** Exercise **
Please print all the lines below exactly as they are written.

━━━━━ Dataset content
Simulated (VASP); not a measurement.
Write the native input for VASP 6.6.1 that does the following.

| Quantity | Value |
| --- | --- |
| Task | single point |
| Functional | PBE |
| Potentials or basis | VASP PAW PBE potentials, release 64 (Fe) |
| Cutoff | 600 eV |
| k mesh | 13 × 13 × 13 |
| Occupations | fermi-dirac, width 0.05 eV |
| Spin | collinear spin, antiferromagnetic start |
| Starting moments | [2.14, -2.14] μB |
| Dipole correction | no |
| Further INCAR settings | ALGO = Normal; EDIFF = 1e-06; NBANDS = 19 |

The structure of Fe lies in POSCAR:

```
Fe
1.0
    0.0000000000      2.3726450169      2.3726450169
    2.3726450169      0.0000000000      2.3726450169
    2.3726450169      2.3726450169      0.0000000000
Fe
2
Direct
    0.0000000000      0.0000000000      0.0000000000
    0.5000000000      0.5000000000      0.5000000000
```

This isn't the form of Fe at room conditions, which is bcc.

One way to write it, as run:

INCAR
━━━━━━━━━━

** Task output **
Simulated (VASP); not a measurement.
Write the native input for VASP 6.6.1 that does the following.

| Quantity | Value |
| --- | --- |
| Task | single point |
| Functional | PBE |
| Potentials or basis | VASP PAW PBE potentials, release 64 (Fe) |
| Cutoff | 600 eV |
| k mesh | 13 × 13 × 13 |
| Occupations | fermi-dirac, width 0.05 eV |
| Spin | collinear spin, antiferromagnetic start |
| Starting moments | [2.14, -2.14] μB |
| Dipole correction | no |
| Further INCAR settings | ALGO = Normal; EDIFF = 1e-06; NBANDS = 19 |

The structure of Fe lies in POSCAR:

```
Fe
1.0
    0.0000000000      2.3726450169      2.3726450169
    2.3726450169      0.0000000000      2.3726450169
    2.3726450169      2.3726450169      0.0000000000
Fe
2
Direct
    0.0000000000      0.0000000000      0.0000000000
    0.5000000000      0.5000000000      0.5000000000
```

This isn't the form of Fe at room conditions, which is bcc.

One way to write it, as run:

INCAR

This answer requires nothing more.